-- Extracted records --
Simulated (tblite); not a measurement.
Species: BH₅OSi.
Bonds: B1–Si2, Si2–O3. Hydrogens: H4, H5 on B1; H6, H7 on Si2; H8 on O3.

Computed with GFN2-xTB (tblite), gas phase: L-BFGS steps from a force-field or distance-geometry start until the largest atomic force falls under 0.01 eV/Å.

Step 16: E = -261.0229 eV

-- Assigned task --
Repeat the material above in full, quoting it exactly.

-- Response area --
Simulated (tblite); not a measurement.
Species: BH₅OSi.
Bonds: B1–Si2, Si2–O3. Hydrogens: H4, H5 on B1; H6, H7 on Si2; H8 on O3.

Computed with GFN2-xTB (tblite), gas phase: L-BFGS steps from a force-field or distance-geometry start until the largest atomic force falls under 0.01 eV/Å.

Step 16: E = -261.0229 eV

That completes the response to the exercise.